─── Data under study

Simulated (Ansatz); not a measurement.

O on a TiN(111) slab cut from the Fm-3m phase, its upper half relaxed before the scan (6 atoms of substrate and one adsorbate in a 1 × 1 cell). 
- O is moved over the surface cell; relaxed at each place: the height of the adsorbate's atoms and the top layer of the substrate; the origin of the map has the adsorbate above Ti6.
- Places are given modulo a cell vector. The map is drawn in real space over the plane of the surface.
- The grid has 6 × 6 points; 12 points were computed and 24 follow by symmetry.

──────

Activity: Go through the listing above and set down each line exactly as it stands.

Answer box:
Simulated (Ansatz); not a measurement.

O on a TiN(111) slab cut from the Fm-3m phase, its upper half relaxed before the scan (6 atoms of substrate and one adsorbate in a 1 × 1 cell). 
- O is moved over the surface cell; relaxed at each place: the height of the adsorbate's atoms and the top layer of the substrate; the origin of the map has the adsorbate above Ti6.
- Places are given modulo a cell vector. The map is drawn in real space over the plane of the surface.
- The grid has 6 × 6 points; 12 points were computed and 24 follow by symmetry.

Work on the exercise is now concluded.